===============
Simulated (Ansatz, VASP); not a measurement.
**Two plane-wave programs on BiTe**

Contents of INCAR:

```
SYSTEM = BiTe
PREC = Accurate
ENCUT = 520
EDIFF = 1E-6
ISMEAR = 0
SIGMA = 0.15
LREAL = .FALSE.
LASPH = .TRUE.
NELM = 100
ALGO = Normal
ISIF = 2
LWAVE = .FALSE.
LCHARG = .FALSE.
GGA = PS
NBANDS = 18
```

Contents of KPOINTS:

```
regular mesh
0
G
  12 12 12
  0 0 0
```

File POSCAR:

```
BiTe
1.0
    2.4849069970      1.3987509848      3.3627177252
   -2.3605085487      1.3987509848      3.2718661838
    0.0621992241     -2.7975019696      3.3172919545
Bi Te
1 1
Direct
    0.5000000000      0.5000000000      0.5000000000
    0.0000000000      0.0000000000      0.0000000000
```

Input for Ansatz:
===============

Work item =
What you write must match the material above exactly and in full.

Task response =
Simulated (Ansatz, VASP); not a measurement.
**Two plane-wave programs on BiTe**

Contents of INCAR:

```
SYSTEM = BiTe
PREC = Accurate
ENCUT = 520
EDIFF = 1E-6
ISMEAR = 0
SIGMA = 0.15
LREAL = .FALSE.
LASPH = .TRUE.
NELM = 100
ALGO = Normal
ISIF = 2
LWAVE = .FALSE.
LCHARG = .FALSE.
GGA = PS
NBANDS = 18
```

Contents of KPOINTS:

```
regular mesh
0
G
  12 12 12
  0 0 0
```

File POSCAR:

```
BiTe
1.0
    2.4849069970      1.3987509848      3.3627177252
   -2.3605085487      1.3987509848      3.2718661838
    0.0621992241     -2.7975019696      3.3172919545
Bi Te
1 1
Direct
    0.5000000000      0.5000000000      0.5000000000
    0.0000000000      0.0000000000      0.0000000000
```

Input for Ansatz:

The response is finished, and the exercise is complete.